DATASET EXTRACT:
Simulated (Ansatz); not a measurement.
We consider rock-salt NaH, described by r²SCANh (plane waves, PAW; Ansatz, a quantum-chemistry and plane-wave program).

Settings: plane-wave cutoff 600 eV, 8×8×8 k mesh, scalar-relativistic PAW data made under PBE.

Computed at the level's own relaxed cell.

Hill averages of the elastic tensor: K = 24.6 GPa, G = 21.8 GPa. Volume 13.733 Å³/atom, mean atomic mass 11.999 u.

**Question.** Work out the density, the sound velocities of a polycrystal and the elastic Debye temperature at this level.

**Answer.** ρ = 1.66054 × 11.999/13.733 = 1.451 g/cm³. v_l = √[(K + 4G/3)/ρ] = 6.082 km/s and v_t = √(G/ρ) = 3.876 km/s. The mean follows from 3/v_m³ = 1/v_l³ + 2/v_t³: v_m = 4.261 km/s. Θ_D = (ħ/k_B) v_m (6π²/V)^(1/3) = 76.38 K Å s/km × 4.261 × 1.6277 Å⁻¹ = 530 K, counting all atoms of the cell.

ASSIGNMENT:
Within the listing above, the range opens at the line with "Hill averages of" and closes at the line with "at this level.". Reproduce exactly the lines of that range, including both ends.

PROBLEM SOLUTION:
Hill averages of the elastic tensor: K = 24.6 GPa, G = 21.8 GPa. Volume 13.733 Å³/atom, mean atomic mass 11.999 u.

**Question.** Work out the density, the sound velocities of a polycrystal and the elastic Debye temperature at this level.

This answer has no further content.